> _Work request_:
When you output the entries, begin with the first line and end with the line containing "(MHz) | -2.8 |", keeping each line exactly as it is.

> _Recorded data_:
--
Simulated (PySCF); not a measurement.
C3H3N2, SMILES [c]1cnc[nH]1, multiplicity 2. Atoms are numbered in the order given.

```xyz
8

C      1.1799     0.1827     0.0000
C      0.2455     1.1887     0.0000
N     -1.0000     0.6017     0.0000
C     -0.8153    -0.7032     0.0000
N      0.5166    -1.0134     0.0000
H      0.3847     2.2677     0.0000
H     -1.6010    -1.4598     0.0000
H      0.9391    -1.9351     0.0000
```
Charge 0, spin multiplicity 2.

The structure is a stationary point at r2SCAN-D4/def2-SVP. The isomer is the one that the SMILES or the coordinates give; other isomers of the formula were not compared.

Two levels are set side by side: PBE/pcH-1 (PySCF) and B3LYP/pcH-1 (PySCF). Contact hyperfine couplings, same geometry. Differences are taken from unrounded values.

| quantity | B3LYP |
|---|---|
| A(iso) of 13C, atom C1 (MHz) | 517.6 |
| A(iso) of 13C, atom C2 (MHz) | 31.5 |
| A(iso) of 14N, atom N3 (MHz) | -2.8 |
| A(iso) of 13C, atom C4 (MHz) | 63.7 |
--

> _Reply_:
Simulated (PySCF); not a measurement.
C3H3N2, SMILES [c]1cnc[nH]1, multiplicity 2. Atoms are numbered in the order given.

```xyz
8

C      1.1799     0.1827     0.0000
C      0.2455     1.1887     0.0000
N     -1.0000     0.6017     0.0000
C     -0.8153    -0.7032     0.0000
N      0.5166    -1.0134     0.0000
H      0.3847     2.2677     0.0000
H     -1.6010    -1.4598     0.0000
H      0.9391    -1.9351     0.0000
```
Charge 0, spin multiplicity 2.

The structure is a stationary point at r2SCAN-D4/def2-SVP. The isomer is the one that the SMILES or the coordinates give; other isomers of the formula were not compared.

Two levels are set side by side: PBE/pcH-1 (PySCF) and B3LYP/pcH-1 (PySCF). Contact hyperfine couplings, same geometry. Differences are taken from unrounded values.

| quantity | B3LYP |
|---|---|
| A(iso) of 13C, atom C1 (MHz) | 517.6 |
| A(iso) of 13C, atom C2 (MHz) | 31.5 |
| A(iso) of 14N, atom N3 (MHz) | -2.8 |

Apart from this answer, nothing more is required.